__Material provided__:
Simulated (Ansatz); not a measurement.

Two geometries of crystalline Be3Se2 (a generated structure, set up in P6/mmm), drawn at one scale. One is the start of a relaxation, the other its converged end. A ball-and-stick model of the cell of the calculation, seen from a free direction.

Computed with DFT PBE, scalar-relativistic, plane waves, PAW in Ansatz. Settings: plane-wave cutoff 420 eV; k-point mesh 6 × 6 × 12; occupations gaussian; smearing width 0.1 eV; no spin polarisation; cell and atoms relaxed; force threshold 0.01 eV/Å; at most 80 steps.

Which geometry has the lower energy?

__Task item__: Every entry above needs to be written out again exactly.

__Task response__:
Simulated (Ansatz); not a measurement.

Two geometries of crystalline Be3Se2 (a generated structure, set up in P6/mmm), drawn at one scale. One is the start of a relaxation, the other its converged end. A ball-and-stick model of the cell of the calculation, seen from a free direction.

Computed with DFT PBE, scalar-relativistic, plane waves, PAW in Ansatz. Settings: plane-wave cutoff 420 eV; k-point mesh 6 × 6 × 12; occupations gaussian; smearing width 0.1 eV; no spin polarisation; cell and atoms relaxed; force threshold 0.01 eV/Å; at most 80 steps.

Which geometry has the lower energy?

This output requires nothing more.